Assignment >> Repeat each of these records exactly.

++++++

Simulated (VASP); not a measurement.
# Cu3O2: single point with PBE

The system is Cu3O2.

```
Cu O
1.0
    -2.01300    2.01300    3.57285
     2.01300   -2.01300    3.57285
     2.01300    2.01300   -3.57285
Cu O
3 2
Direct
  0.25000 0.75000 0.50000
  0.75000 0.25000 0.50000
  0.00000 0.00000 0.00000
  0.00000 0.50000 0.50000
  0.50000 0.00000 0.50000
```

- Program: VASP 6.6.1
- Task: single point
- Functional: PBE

++++++

Solution >>
Simulated (VASP); not a measurement.
# Cu3O2: single point with PBE

The system is Cu3O2.

```
Cu O
1.0
    -2.01300    2.01300    3.57285
     2.01300   -2.01300    3.57285
     2.01300    2.01300   -3.57285
Cu O
3 2
Direct
  0.25000 0.75000 0.50000
  0.75000 0.25000 0.50000
  0.00000 0.00000 0.00000
  0.00000 0.50000 0.50000
  0.50000 0.00000 0.50000
```

- Program: VASP 6.6.1
- Task: single point
- Functional: PBE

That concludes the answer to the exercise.